=== Entries supplied ===
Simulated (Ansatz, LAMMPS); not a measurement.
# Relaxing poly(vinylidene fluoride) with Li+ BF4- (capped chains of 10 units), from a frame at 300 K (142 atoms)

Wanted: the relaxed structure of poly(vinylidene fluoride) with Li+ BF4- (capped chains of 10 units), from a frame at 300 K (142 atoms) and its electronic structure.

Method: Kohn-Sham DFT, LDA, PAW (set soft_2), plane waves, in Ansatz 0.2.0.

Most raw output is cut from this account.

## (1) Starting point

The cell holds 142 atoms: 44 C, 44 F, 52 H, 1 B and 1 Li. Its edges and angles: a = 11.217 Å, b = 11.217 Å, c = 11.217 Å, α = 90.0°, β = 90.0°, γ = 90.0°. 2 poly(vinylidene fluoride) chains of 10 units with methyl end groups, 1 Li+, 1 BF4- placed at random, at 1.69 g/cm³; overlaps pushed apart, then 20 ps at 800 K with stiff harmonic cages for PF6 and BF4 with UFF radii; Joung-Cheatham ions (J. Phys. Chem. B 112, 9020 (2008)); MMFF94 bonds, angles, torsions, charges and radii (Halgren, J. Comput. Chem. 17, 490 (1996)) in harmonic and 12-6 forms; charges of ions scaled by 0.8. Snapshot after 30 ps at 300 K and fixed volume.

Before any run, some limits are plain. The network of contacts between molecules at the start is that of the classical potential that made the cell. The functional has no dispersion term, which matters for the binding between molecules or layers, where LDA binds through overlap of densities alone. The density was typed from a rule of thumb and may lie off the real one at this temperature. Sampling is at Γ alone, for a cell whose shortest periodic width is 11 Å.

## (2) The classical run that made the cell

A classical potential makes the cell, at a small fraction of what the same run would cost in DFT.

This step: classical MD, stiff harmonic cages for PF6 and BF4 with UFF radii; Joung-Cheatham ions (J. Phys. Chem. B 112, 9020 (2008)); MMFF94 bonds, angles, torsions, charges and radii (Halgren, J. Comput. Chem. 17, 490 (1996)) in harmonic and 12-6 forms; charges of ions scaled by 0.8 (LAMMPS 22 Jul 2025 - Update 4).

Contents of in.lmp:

=== Work task ===
For this exercise, please output exactly the lines above starting at the line with "Most raw output is cut from this account." and ending at the line with "## (2) The classical run that made the cell", ends included.

=== Task response ===
Most raw output is cut from this account.

## (1) Starting point

The cell holds 142 atoms: 44 C, 44 F, 52 H, 1 B and 1 Li. Its edges and angles: a = 11.217 Å, b = 11.217 Å, c = 11.217 Å, α = 90.0°, β = 90.0°, γ = 90.0°. 2 poly(vinylidene fluoride) chains of 10 units with methyl end groups, 1 Li+, 1 BF4- placed at random, at 1.69 g/cm³; overlaps pushed apart, then 20 ps at 800 K with stiff harmonic cages for PF6 and BF4 with UFF radii; Joung-Cheatham ions (J. Phys. Chem. B 112, 9020 (2008)); MMFF94 bonds, angles, torsions, charges and radii (Halgren, J. Comput. Chem. 17, 490 (1996)) in harmonic and 12-6 forms; charges of ions scaled by 0.8. Snapshot after 30 ps at 300 K and fixed volume.

Before any run, some limits are plain. The network of contacts between molecules at the start is that of the classical potential that made the cell. The functional has no dispersion term, which matters for the binding between molecules or layers, where LDA binds through overlap of densities alone. The density was typed from a rule of thumb and may lie off the real one at this temperature. Sampling is at Γ alone, for a cell whose shortest periodic width is 11 Å.

## (2) The classical run that made the cell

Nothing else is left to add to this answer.